[Input data — start]

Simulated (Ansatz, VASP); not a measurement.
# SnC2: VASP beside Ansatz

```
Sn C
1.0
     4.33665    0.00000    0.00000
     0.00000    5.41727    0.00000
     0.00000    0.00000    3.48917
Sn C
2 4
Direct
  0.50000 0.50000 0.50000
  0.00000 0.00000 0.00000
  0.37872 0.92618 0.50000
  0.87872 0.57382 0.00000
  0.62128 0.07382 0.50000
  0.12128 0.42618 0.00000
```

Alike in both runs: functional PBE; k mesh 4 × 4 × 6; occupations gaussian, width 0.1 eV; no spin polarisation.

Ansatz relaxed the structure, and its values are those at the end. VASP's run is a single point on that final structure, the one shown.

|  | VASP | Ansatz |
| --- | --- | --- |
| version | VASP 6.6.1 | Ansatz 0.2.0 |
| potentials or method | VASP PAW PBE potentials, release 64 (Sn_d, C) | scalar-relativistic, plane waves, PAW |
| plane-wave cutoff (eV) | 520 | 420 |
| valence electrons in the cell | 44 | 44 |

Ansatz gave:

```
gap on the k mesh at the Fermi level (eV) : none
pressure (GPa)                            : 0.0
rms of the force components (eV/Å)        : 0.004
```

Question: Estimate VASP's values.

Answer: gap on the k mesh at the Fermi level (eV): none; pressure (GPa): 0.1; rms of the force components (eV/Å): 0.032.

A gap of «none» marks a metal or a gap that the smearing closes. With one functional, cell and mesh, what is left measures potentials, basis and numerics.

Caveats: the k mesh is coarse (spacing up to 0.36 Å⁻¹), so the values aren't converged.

[Input data — finish]

**Work item**.
Which lines belong in the answer? Exactly those from the first line of the entries through the line holding "basis and numerics.", inclusive, copied unchanged.

**Problem solution**.
Simulated (Ansatz, VASP); not a measurement.
# SnC2: VASP beside Ansatz

```
Sn C
1.0
     4.33665    0.00000    0.00000
     0.00000    5.41727    0.00000
     0.00000    0.00000    3.48917
Sn C
2 4
Direct
  0.50000 0.50000 0.50000
  0.00000 0.00000 0.00000
  0.37872 0.92618 0.50000
  0.87872 0.57382 0.00000
  0.62128 0.07382 0.50000
  0.12128 0.42618 0.00000
```

Alike in both runs: functional PBE; k mesh 4 × 4 × 6; occupations gaussian, width 0.1 eV; no spin polarisation.

Ansatz relaxed the structure, and its values are those at the end. VASP's run is a single point on that final structure, the one shown.

|  | VASP | Ansatz |
| --- | --- | --- |
| version | VASP 6.6.1 | Ansatz 0.2.0 |
| potentials or method | VASP PAW PBE potentials, release 64 (Sn_d, C) | scalar-relativistic, plane waves, PAW |
| plane-wave cutoff (eV) | 520 | 420 |
| valence electrons in the cell | 44 | 44 |

Ansatz gave:

```
gap on the k mesh at the Fermi level (eV) : none
pressure (GPa)                            : 0.0
rms of the force components (eV/Å)        : 0.004
```

Question: Estimate VASP's values.

Answer: gap on the k mesh at the Fermi level (eV): none; pressure (GPa): 0.1; rms of the force components (eV/Å): 0.032.

A gap of «none» marks a metal or a gap that the smearing closes. With one functional, cell and mesh, what is left measures potentials, basis and numerics.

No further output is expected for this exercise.